## BRIEF
Nothing is to be left out: repeat every entry exactly as given.

## SOURCE DATA
============================================================
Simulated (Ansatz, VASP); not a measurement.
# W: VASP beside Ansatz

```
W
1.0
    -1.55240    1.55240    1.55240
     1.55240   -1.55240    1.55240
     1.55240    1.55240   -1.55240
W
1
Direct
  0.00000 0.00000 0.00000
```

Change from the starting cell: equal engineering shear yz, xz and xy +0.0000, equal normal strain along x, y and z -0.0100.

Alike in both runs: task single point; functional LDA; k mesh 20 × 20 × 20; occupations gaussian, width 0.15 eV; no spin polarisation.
============================================================

## PROBLEM SOLUTION
Simulated (Ansatz, VASP); not a measurement.
# W: VASP beside Ansatz

```
W
1.0
    -1.55240    1.55240    1.55240
     1.55240   -1.55240    1.55240
     1.55240    1.55240   -1.55240
W
1
Direct
  0.00000 0.00000 0.00000
```

Change from the starting cell: equal engineering shear yz, xz and xy +0.0000, equal normal strain along x, y and z -0.0100.

Alike in both runs: task single point; functional LDA; k mesh 20 × 20 × 20; occupations gaussian, width 0.15 eV; no spin polarisation.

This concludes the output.